● REQUIREMENT: The complete listing should be restated exactly.

● DATA FOR REVIEW:
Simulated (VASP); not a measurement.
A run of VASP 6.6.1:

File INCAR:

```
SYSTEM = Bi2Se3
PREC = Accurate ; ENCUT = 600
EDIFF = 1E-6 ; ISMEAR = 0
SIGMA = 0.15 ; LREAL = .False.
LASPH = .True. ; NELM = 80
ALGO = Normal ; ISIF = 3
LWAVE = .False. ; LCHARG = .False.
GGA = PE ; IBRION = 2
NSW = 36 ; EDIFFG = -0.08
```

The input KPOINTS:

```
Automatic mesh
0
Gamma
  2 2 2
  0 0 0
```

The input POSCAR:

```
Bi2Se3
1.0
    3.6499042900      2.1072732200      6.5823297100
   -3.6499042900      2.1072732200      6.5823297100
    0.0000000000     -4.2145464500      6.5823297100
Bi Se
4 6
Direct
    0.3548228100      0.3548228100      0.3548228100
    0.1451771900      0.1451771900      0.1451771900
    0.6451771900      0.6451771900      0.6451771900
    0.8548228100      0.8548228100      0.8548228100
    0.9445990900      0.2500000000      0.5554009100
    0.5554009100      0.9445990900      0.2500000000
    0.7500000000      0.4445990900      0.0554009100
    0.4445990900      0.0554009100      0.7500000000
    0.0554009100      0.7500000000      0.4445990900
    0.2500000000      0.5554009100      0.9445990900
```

● EXERCISE RESULT:
Simulated (VASP); not a measurement.
A run of VASP 6.6.1:

File INCAR:

```
SYSTEM = Bi2Se3
PREC = Accurate ; ENCUT = 600
EDIFF = 1E-6 ; ISMEAR = 0
SIGMA = 0.15 ; LREAL = .False.
LASPH = .True. ; NELM = 80
ALGO = Normal ; ISIF = 3
LWAVE = .False. ; LCHARG = .False.
GGA = PE ; IBRION = 2
NSW = 36 ; EDIFFG = -0.08
```

The input KPOINTS:

```
Automatic mesh
0
Gamma
  2 2 2
  0 0 0
```

The input POSCAR:

```
Bi2Se3
1.0
    3.6499042900      2.1072732200      6.5823297100
   -3.6499042900      2.1072732200      6.5823297100
    0.0000000000     -4.2145464500      6.5823297100
Bi Se
4 6
Direct
    0.3548228100      0.3548228100      0.3548228100
    0.1451771900      0.1451771900      0.1451771900
    0.6451771900      0.6451771900      0.6451771900
    0.8548228100      0.8548228100      0.8548228100
    0.9445990900      0.2500000000      0.5554009100
    0.5554009100      0.9445990900      0.2500000000
    0.7500000000      0.4445990900      0.0554009100
    0.4445990900      0.0554009100      0.7500000000
    0.0554009100      0.7500000000      0.4445990900
    0.2500000000      0.5554009100      0.9445990900
```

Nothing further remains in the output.